Activity
A word-for-word repeat of the records below is what this calls for.

Data
====

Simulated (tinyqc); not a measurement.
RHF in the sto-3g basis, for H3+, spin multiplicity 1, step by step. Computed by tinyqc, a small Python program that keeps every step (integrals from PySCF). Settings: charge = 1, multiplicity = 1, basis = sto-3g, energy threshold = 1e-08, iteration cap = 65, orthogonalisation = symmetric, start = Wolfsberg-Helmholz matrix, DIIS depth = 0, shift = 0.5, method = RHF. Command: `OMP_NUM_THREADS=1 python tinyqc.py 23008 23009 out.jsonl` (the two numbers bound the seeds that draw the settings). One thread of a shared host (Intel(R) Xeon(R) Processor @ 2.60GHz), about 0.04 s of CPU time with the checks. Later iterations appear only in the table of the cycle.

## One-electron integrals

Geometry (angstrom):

====

Your response
Simulated (tinyqc); not a measurement.
RHF in the sto-3g basis, for H3+, spin multiplicity 1, step by step. Computed by tinyqc, a small Python program that keeps every step (integrals from PySCF). Settings: charge = 1, multiplicity = 1, basis = sto-3g, energy threshold = 1e-08, iteration cap = 65, orthogonalisation = symmetric, start = Wolfsberg-Helmholz matrix, DIIS depth = 0, shift = 0.5, method = RHF. Command: `OMP_NUM_THREADS=1 python tinyqc.py 23008 23009 out.jsonl` (the two numbers bound the seeds that draw the settings). One thread of a shared host (Intel(R) Xeon(R) Processor @ 2.60GHz), about 0.04 s of CPU time with the checks. Later iterations appear only in the table of the cycle.

## One-electron integrals

Geometry (angstrom):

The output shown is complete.